STUDY MATERIAL:
──────────
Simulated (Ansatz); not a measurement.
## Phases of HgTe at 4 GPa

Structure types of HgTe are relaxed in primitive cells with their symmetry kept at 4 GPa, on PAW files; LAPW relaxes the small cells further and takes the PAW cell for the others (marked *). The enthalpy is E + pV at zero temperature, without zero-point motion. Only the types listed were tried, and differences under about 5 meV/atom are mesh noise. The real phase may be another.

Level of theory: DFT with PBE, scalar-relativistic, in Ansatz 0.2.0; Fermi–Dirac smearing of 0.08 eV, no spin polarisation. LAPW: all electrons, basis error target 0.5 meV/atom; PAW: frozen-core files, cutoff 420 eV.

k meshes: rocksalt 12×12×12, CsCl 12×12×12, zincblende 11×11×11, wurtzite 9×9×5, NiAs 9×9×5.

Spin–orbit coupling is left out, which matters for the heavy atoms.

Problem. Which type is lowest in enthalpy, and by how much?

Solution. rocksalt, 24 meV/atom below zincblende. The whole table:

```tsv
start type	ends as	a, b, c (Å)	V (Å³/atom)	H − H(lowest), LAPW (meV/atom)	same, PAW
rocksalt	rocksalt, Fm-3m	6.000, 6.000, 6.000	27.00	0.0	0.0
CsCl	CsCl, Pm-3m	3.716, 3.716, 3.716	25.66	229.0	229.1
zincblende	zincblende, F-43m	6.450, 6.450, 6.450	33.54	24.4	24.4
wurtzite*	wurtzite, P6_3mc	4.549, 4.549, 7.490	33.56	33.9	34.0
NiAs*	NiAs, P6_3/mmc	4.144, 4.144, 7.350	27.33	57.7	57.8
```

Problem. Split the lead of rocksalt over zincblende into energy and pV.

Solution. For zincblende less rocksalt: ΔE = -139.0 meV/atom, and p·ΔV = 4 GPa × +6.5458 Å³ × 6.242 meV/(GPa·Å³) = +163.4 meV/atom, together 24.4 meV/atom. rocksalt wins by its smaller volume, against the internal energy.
──────────

WORK INSTRUCTION: An exact, complete copy of the lines above from the one with "Level of theory: DFT" through the one with "Problem. Which type" is the whole answer.

SOLUTION:
Level of theory: DFT with PBE, scalar-relativistic, in Ansatz 0.2.0; Fermi–Dirac smearing of 0.08 eV, no spin polarisation. LAPW: all electrons, basis error target 0.5 meV/atom; PAW: frozen-core files, cutoff 420 eV.

k meshes: rocksalt 12×12×12, CsCl 12×12×12, zincblende 11×11×11, wurtzite 9×9×5, NiAs 9×9×5.

Spin–orbit coupling is left out, which matters for the heavy atoms.

Problem. Which type is lowest in enthalpy, and by how much?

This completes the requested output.